Work instruction — Go to the line containing "2 | 182.1 |" in the records below and print it and every following line exactly, on through the line containing "10 | 184.5 |", then stop.

= = = = = = =

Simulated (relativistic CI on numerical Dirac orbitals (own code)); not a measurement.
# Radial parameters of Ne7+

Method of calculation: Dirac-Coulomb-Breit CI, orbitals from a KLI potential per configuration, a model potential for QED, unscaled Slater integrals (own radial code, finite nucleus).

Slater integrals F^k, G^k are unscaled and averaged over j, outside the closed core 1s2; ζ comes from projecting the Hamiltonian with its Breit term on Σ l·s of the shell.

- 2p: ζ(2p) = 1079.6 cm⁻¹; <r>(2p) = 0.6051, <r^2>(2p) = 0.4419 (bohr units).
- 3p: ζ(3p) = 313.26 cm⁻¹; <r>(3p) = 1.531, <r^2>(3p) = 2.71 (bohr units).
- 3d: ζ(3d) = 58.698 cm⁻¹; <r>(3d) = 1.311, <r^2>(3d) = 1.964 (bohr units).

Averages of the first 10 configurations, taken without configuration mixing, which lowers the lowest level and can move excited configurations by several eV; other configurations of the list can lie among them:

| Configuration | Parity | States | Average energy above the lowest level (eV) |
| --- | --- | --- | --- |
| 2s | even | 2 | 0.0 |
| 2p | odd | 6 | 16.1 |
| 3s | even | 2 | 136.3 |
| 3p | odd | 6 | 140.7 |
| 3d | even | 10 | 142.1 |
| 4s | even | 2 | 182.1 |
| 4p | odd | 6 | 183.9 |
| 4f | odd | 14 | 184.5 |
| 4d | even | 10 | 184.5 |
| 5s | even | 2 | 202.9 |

= = = = = = =

Written reply —
| 4s | even | 2 | 182.1 |
| 4p | odd | 6 | 183.9 |
| 4f | odd | 14 | 184.5 |
| 4d | even | 10 | 184.5 |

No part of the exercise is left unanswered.